** Supplied material follows **

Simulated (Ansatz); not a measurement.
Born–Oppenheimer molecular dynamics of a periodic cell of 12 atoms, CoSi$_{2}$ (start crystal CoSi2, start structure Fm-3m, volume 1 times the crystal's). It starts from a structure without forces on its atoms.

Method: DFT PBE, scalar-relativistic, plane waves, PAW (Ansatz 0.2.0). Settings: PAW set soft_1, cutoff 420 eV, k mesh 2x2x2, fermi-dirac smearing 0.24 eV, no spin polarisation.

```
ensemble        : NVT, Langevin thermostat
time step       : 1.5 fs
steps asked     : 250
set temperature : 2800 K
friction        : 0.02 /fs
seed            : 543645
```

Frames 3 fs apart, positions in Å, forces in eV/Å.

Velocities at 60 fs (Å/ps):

** End of Supplied material **

Work item:
Each line between the start of the listing above and the line containing "Frames 3 fs", with both ends counted, is to be set down unchanged.

Written reply:
Simulated (Ansatz); not a measurement.
Born–Oppenheimer molecular dynamics of a periodic cell of 12 atoms, CoSi$_{2}$ (start crystal CoSi2, start structure Fm-3m, volume 1 times the crystal's). It starts from a structure without forces on its atoms.

Method: DFT PBE, scalar-relativistic, plane waves, PAW (Ansatz 0.2.0). Settings: PAW set soft_1, cutoff 420 eV, k mesh 2x2x2, fermi-dirac smearing 0.24 eV, no spin polarisation.

```
ensemble        : NVT, Langevin thermostat
time step       : 1.5 fs
steps asked     : 250
set temperature : 2800 K
friction        : 0.02 /fs
seed            : 543645
```

Frames 3 fs apart, positions in Å, forces in eV/Å.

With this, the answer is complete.